Exercise data:
● ● ● ● ●

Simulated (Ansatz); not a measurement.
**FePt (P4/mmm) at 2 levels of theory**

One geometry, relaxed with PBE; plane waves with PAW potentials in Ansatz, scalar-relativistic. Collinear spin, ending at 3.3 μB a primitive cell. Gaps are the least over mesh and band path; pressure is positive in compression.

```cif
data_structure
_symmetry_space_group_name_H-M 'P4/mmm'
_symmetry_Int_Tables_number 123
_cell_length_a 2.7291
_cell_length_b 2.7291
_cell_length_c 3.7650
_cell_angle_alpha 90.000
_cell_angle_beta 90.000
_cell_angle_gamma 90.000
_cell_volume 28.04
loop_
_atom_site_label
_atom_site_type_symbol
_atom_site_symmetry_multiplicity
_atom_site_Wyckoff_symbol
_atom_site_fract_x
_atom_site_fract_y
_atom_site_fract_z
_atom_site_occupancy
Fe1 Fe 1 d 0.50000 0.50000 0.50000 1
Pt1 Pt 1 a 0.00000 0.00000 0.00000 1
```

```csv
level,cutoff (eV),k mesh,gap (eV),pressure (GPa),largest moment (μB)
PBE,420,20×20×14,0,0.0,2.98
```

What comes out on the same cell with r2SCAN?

● ● ● ● ●

Activity:
Restate all of the entries exactly, please.

Exercise response:
Simulated (Ansatz); not a measurement.
**FePt (P4/mmm) at 2 levels of theory**

One geometry, relaxed with PBE; plane waves with PAW potentials in Ansatz, scalar-relativistic. Collinear spin, ending at 3.3 μB a primitive cell. Gaps are the least over mesh and band path; pressure is positive in compression.

```cif
data_structure
_symmetry_space_group_name_H-M 'P4/mmm'
_symmetry_Int_Tables_number 123
_cell_length_a 2.7291
_cell_length_b 2.7291
_cell_length_c 3.7650
_cell_angle_alpha 90.000
_cell_angle_beta 90.000
_cell_angle_gamma 90.000
_cell_volume 28.04
loop_
_atom_site_label
_atom_site_type_symbol
_atom_site_symmetry_multiplicity
_atom_site_Wyckoff_symbol
_atom_site_fract_x
_atom_site_fract_y
_atom_site_fract_z
_atom_site_occupancy
Fe1 Fe 1 d 0.50000 0.50000 0.50000 1
Pt1 Pt 1 a 0.00000 0.00000 0.00000 1
```

```csv
level,cutoff (eV),k mesh,gap (eV),pressure (GPa),largest moment (μB)
PBE,420,20×20×14,0,0.0,2.98
```

What comes out on the same cell with r2SCAN?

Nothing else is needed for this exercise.